Dataset entries.
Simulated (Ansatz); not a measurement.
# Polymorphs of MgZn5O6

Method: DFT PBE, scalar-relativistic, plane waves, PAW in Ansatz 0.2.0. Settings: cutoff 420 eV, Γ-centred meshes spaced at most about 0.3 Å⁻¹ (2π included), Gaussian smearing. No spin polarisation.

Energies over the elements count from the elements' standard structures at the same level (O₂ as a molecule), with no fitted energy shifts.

Brief. Set down the whole listing once more, exactly as it appears.

Answer section.
Simulated (Ansatz); not a measurement.
# Polymorphs of MgZn5O6

Method: DFT PBE, scalar-relativistic, plane waves, PAW in Ansatz 0.2.0. Settings: cutoff 420 eV, Γ-centred meshes spaced at most about 0.3 Å⁻¹ (2π included), Gaussian smearing. No spin polarisation.

Energies over the elements count from the elements' standard structures at the same level (O₂ as a molecule), with no fitted energy shifts.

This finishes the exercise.